> _TASK ITEM_: Repeat verbatim only the lines from the opening of the material below through the one that contains "Geometry: PBE0-D3(BJ)/def2-SVP; no".

> _SUPPLIED MATERIAL_:
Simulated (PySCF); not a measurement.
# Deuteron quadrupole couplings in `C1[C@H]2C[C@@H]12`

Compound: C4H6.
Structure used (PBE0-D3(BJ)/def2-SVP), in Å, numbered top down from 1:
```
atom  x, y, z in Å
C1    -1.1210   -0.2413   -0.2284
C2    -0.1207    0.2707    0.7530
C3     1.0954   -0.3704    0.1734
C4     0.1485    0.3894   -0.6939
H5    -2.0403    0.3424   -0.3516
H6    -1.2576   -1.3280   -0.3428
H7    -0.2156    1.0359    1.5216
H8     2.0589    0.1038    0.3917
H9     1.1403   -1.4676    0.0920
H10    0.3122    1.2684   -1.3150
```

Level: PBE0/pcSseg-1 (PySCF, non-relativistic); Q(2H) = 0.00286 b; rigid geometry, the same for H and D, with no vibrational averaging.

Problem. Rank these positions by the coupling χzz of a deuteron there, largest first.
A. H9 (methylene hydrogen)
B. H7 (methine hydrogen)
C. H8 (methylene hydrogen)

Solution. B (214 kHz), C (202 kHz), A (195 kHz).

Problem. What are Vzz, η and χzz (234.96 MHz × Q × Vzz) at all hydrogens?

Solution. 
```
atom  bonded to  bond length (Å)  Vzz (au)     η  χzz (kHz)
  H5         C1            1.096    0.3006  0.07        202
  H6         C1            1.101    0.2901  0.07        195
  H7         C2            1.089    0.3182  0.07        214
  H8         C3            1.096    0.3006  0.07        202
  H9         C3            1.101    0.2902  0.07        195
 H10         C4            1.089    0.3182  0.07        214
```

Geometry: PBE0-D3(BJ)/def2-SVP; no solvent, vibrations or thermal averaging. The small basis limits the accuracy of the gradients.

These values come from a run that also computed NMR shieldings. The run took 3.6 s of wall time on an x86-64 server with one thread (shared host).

> _TASK SOLUTION_:
Simulated (PySCF); not a measurement.
# Deuteron quadrupole couplings in `C1[C@H]2C[C@@H]12`

Compound: C4H6.
Structure used (PBE0-D3(BJ)/def2-SVP), in Å, numbered top down from 1:
```
atom  x, y, z in Å
C1    -1.1210   -0.2413   -0.2284
C2    -0.1207    0.2707    0.7530
C3     1.0954   -0.3704    0.1734
C4     0.1485    0.3894   -0.6939
H5    -2.0403    0.3424   -0.3516
H6    -1.2576   -1.3280   -0.3428
H7    -0.2156    1.0359    1.5216
H8     2.0589    0.1038    0.3917
H9     1.1403   -1.4676    0.0920
H10    0.3122    1.2684   -1.3150
```

Level: PBE0/pcSseg-1 (PySCF, non-relativistic); Q(2H) = 0.00286 b; rigid geometry, the same for H and D, with no vibrational averaging.

Problem. Rank these positions by the coupling χzz of a deuteron there, largest first.
A. H9 (methylene hydrogen)
B. H7 (methine hydrogen)
C. H8 (methylene hydrogen)

Solution. B (214 kHz), C (202 kHz), A (195 kHz).

Problem. What are Vzz, η and χzz (234.96 MHz × Q × Vzz) at all hydrogens?

Solution. 
```
atom  bonded to  bond length (Å)  Vzz (au)     η  χzz (kHz)
  H5         C1            1.096    0.3006  0.07        202
  H6         C1            1.101    0.2901  0.07        195
  H7         C2            1.089    0.3182  0.07        214
  H8         C3            1.096    0.3006  0.07        202
  H9         C3            1.101    0.2902  0.07        195
 H10         C4            1.089    0.3182  0.07        214
```

Geometry: PBE0-D3(BJ)/def2-SVP; no solvent, vibrations or thermal averaging. The small basis limits the accuracy of the gradients.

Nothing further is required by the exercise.